-*-

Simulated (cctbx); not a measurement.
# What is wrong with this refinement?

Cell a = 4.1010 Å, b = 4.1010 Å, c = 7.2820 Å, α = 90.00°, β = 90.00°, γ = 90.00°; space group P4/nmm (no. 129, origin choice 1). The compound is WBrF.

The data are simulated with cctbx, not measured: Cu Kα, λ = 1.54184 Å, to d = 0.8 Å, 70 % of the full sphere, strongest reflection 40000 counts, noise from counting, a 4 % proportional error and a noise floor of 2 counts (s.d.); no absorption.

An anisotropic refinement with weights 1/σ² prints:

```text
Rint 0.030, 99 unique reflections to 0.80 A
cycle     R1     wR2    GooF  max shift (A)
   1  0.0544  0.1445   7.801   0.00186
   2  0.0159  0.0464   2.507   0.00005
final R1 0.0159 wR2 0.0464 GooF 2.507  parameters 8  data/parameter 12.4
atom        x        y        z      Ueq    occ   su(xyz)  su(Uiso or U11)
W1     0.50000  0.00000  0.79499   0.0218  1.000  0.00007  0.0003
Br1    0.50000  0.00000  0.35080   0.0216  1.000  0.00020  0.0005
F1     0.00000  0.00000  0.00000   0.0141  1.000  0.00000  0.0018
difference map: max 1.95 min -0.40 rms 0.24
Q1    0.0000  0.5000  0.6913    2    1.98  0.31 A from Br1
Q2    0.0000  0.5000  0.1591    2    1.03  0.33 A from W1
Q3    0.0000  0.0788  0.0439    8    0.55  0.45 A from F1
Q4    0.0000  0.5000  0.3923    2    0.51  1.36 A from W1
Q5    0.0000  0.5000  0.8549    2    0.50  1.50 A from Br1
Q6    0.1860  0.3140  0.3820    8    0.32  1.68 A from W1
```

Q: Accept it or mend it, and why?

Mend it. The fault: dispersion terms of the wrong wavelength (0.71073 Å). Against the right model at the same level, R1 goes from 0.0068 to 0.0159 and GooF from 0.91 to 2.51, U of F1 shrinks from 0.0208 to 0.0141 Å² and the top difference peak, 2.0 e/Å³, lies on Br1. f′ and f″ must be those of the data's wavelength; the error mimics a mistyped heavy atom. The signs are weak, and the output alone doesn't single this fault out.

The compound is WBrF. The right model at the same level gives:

-*-

* [REQUIRED ACTION]: All lines in the data above from the one with "Cell a = 4.1010" through the one with "The data are" must be repeated exactly, and no others.

* [ANSWER BOX]:
Cell a = 4.1010 Å, b = 4.1010 Å, c = 7.2820 Å, α = 90.00°, β = 90.00°, γ = 90.00°; space group P4/nmm (no. 129, origin choice 1). The compound is WBrF.

The data are simulated with cctbx, not measured: Cu Kα, λ = 1.54184 Å, to d = 0.8 Å, 70 % of the full sphere, strongest reflection 40000 counts, noise from counting, a 4 % proportional error and a noise floor of 2 counts (s.d.); no absorption.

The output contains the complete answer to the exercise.